When you reach the line containing "Total energies compare", stop after it; until then, copy each line of the listing exactly, starting with the first.

━━━━━ Data listing ━━━━━
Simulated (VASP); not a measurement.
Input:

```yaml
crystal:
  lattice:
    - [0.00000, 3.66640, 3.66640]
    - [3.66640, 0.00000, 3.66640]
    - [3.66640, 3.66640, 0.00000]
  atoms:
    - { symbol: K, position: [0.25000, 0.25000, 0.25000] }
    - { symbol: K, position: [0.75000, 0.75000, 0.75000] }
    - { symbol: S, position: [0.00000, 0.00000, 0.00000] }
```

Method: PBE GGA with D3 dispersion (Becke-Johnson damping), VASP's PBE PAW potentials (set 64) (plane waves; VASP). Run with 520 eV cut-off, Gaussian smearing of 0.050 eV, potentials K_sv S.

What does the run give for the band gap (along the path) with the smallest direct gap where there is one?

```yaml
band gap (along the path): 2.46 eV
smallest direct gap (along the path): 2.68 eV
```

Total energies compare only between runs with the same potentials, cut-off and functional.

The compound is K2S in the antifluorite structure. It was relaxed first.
━━━━━

Answer box:
Simulated (VASP); not a measurement.
Input:

```yaml
crystal:
  lattice:
    - [0.00000, 3.66640, 3.66640]
    - [3.66640, 0.00000, 3.66640]
    - [3.66640, 3.66640, 0.00000]
  atoms:
    - { symbol: K, position: [0.25000, 0.25000, 0.25000] }
    - { symbol: K, position: [0.75000, 0.75000, 0.75000] }
    - { symbol: S, position: [0.00000, 0.00000, 0.00000] }
```

Method: PBE GGA with D3 dispersion (Becke-Johnson damping), VASP's PBE PAW potentials (set 64) (plane waves; VASP). Run with 520 eV cut-off, Gaussian smearing of 0.050 eV, potentials K_sv S.

What does the run give for the band gap (along the path) with the smallest direct gap where there is one?

```yaml
band gap (along the path): 2.46 eV
smallest direct gap (along the path): 2.68 eV
```

Total energies compare only between runs with the same potentials, cut-off and functional.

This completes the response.